■ Brief ■
The material below contains a line with "Field parameters in" and a line with "S is read from ⟨S²⟩ = S(S + 1).". Copy exactly those two lines and all lines between them.

*** Block opens ***
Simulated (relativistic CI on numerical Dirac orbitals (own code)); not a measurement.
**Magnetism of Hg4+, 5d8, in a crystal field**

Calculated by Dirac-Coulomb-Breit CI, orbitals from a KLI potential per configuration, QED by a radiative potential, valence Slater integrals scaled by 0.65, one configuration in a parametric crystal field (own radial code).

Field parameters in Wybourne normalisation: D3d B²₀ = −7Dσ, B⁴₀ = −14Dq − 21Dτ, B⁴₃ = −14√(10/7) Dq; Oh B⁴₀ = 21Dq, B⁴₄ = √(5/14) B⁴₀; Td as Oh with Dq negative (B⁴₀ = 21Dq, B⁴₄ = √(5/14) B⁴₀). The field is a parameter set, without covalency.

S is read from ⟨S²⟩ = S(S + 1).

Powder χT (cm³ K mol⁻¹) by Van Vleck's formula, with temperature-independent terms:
*** Block closes ***

■ Response area ■
Field parameters in Wybourne normalisation: D3d B²₀ = −7Dσ, B⁴₀ = −14Dq − 21Dτ, B⁴₃ = −14√(10/7) Dq; Oh B⁴₀ = 21Dq, B⁴₄ = √(5/14) B⁴₀; Td as Oh with Dq negative (B⁴₀ = 21Dq, B⁴₄ = √(5/14) B⁴₀). The field is a parameter set, without covalency.

S is read from ⟨S²⟩ = S(S + 1).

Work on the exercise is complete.